▸ DATASET CONTENT:
-- Opening Marker --

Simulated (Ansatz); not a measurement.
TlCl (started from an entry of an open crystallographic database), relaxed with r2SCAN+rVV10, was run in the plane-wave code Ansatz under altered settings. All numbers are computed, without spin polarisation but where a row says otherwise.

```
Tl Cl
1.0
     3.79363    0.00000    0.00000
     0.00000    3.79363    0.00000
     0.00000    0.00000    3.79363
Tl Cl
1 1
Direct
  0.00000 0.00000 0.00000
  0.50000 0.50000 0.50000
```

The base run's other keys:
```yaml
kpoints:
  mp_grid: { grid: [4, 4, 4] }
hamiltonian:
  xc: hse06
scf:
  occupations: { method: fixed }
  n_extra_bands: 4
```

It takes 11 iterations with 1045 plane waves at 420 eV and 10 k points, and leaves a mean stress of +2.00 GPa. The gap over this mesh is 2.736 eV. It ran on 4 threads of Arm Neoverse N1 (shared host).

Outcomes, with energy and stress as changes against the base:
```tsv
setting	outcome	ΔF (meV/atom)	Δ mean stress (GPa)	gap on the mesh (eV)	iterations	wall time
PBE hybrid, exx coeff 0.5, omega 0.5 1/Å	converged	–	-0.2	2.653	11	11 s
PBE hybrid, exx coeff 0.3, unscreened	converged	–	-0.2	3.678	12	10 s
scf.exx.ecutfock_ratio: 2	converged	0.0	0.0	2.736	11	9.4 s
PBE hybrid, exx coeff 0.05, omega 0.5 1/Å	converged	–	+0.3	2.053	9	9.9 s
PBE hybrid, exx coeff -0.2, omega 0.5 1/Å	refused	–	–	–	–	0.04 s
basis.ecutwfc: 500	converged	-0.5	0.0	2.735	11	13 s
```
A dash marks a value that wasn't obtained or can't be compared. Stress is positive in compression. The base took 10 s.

-- Closing Marker --

▸ WORK ORDER: Write out the listing's lines exactly, from its first line through the line that contains "It takes 11", and stop there.

▸ WORKED SOLUTION:
Simulated (Ansatz); not a measurement.
TlCl (started from an entry of an open crystallographic database), relaxed with r2SCAN+rVV10, was run in the plane-wave code Ansatz under altered settings. All numbers are computed, without spin polarisation but where a row says otherwise.

```
Tl Cl
1.0
     3.79363    0.00000    0.00000
     0.00000    3.79363    0.00000
     0.00000    0.00000    3.79363
Tl Cl
1 1
Direct
  0.00000 0.00000 0.00000
  0.50000 0.50000 0.50000
```

The base run's other keys:
```yaml
kpoints:
  mp_grid: { grid: [4, 4, 4] }
hamiltonian:
  xc: hse06
scf:
  occupations: { method: fixed }
  n_extra_bands: 4
```

It takes 11 iterations with 1045 plane waves at 420 eV and 10 k points, and leaves a mean stress of +2.00 GPa. The gap over this mesh is 2.736 eV. It ran on 4 threads of Arm Neoverse N1 (shared host).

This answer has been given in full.